▶ [EXERCISE DATA]:
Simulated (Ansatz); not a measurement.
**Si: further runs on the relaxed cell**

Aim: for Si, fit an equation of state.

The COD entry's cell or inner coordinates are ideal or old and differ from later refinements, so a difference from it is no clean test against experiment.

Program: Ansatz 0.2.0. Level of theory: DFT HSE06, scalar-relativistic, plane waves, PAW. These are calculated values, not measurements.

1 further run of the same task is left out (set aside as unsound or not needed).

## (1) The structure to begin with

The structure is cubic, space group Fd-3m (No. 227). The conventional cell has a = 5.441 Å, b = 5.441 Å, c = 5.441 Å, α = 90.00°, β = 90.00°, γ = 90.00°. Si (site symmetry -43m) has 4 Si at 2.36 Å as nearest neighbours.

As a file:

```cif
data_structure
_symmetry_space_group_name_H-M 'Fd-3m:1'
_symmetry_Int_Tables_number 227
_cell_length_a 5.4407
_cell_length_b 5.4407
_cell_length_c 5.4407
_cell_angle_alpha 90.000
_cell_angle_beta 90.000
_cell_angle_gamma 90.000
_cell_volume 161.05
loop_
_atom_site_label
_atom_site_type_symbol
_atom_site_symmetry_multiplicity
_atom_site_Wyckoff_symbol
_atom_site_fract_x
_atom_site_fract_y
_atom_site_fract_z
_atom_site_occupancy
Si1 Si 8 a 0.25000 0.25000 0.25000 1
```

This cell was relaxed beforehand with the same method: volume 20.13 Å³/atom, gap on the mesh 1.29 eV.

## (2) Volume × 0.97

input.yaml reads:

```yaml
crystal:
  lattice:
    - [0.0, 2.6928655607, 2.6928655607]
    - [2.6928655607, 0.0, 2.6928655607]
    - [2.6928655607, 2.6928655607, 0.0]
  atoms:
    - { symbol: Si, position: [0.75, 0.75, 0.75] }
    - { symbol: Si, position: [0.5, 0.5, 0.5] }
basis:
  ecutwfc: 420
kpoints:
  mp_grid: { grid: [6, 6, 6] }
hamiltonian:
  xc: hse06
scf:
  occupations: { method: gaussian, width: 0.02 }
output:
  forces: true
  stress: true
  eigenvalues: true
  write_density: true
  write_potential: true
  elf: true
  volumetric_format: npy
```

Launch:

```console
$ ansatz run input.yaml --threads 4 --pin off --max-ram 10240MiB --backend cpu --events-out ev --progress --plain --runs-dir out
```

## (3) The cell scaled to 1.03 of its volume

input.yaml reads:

▶ [REQUIRED ACTION]:
Using only the entries above, output the line with "The structure is", the line with "## (3) The cell scaled to 1.03 of its volume", and all lines between them, exactly as they stand.

▶ [TASK ANSWER]:
The structure is cubic, space group Fd-3m (No. 227). The conventional cell has a = 5.441 Å, b = 5.441 Å, c = 5.441 Å, α = 90.00°, β = 90.00°, γ = 90.00°. Si (site symmetry -43m) has 4 Si at 2.36 Å as nearest neighbours.

As a file:

```cif
data_structure
_symmetry_space_group_name_H-M 'Fd-3m:1'
_symmetry_Int_Tables_number 227
_cell_length_a 5.4407
_cell_length_b 5.4407
_cell_length_c 5.4407
_cell_angle_alpha 90.000
_cell_angle_beta 90.000
_cell_angle_gamma 90.000
_cell_volume 161.05
loop_
_atom_site_label
_atom_site_type_symbol
_atom_site_symmetry_multiplicity
_atom_site_Wyckoff_symbol
_atom_site_fract_x
_atom_site_fract_y
_atom_site_fract_z
_atom_site_occupancy
Si1 Si 8 a 0.25000 0.25000 0.25000 1
```

This cell was relaxed beforehand with the same method: volume 20.13 Å³/atom, gap on the mesh 1.29 eV.

## (2) Volume × 0.97

input.yaml reads:

```yaml
crystal:
  lattice:
    - [0.0, 2.6928655607, 2.6928655607]
    - [2.6928655607, 0.0, 2.6928655607]
    - [2.6928655607, 2.6928655607, 0.0]
  atoms:
    - { symbol: Si, position: [0.75, 0.75, 0.75] }
    - { symbol: Si, position: [0.5, 0.5, 0.5] }
basis:
  ecutwfc: 420
kpoints:
  mp_grid: { grid: [6, 6, 6] }
hamiltonian:
  xc: hse06
scf:
  occupations: { method: gaussian, width: 0.02 }
output:
  forces: true
  stress: true
  eigenvalues: true
  write_density: true
  write_potential: true
  elf: true
  volumetric_format: npy
```

Launch:

```console
$ ansatz run input.yaml --threads 4 --pin off --max-ram 10240MiB --backend cpu --events-out ev --progress --plain --runs-dir out
```

## (3) The cell scaled to 1.03 of its volume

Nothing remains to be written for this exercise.